• [EXTRACTED RECORDS]
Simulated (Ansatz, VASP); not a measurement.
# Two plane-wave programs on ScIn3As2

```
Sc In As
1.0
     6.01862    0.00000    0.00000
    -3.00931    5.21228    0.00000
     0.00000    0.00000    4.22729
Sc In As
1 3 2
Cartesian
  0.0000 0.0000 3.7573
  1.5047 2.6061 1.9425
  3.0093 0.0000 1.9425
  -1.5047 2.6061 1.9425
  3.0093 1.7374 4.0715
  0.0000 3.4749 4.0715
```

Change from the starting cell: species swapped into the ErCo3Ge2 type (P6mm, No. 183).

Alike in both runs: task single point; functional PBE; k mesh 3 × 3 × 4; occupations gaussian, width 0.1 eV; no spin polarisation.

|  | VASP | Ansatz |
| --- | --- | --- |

• [ACTIVITY]
Each record above is to be printed again exactly as written.

• [WRITTEN RESPONSE]
Simulated (Ansatz, VASP); not a measurement.
# Two plane-wave programs on ScIn3As2

```
Sc In As
1.0
     6.01862    0.00000    0.00000
    -3.00931    5.21228    0.00000
     0.00000    0.00000    4.22729
Sc In As
1 3 2
Cartesian
  0.0000 0.0000 3.7573
  1.5047 2.6061 1.9425
  3.0093 0.0000 1.9425
  -1.5047 2.6061 1.9425
  3.0093 1.7374 4.0715
  0.0000 3.4749 4.0715
```

Change from the starting cell: species swapped into the ErCo3Ge2 type (P6mm, No. 183).

Alike in both runs: task single point; functional PBE; k mesh 3 × 3 × 4; occupations gaussian, width 0.1 eV; no spin polarisation.

|  | VASP | Ansatz |
| --- | --- | --- |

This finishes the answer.